**DATASET RECORDS:**
────────────────────
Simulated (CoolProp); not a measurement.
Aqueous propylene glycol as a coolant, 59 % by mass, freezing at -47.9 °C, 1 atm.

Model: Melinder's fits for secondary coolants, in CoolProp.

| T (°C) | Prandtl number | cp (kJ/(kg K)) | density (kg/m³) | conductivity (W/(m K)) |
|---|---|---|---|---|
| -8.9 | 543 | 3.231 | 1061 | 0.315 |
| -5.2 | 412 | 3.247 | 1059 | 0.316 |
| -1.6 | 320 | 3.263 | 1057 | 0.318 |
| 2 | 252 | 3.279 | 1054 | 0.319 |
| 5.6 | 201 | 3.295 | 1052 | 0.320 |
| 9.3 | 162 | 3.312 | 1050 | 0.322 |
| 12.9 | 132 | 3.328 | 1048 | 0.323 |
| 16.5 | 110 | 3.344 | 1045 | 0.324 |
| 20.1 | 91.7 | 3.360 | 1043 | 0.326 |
────────────────────

**ACTION ITEM:** Repeat every line of the data word for word until you have repeated the line that contains "1045 | 0.324 |", which is the last one to include.

**YOUR RESPONSE:**
Simulated (CoolProp); not a measurement.
Aqueous propylene glycol as a coolant, 59 % by mass, freezing at -47.9 °C, 1 atm.

Model: Melinder's fits for secondary coolants, in CoolProp.

| T (°C) | Prandtl number | cp (kJ/(kg K)) | density (kg/m³) | conductivity (W/(m K)) |
|---|---|---|---|---|
| -8.9 | 543 | 3.231 | 1061 | 0.315 |
| -5.2 | 412 | 3.247 | 1059 | 0.316 |
| -1.6 | 320 | 3.263 | 1057 | 0.318 |
| 2 | 252 | 3.279 | 1054 | 0.319 |
| 5.6 | 201 | 3.295 | 1052 | 0.320 |
| 9.3 | 162 | 3.312 | 1050 | 0.322 |
| 12.9 | 132 | 3.328 | 1048 | 0.323 |
| 16.5 | 110 | 3.344 | 1045 | 0.324 |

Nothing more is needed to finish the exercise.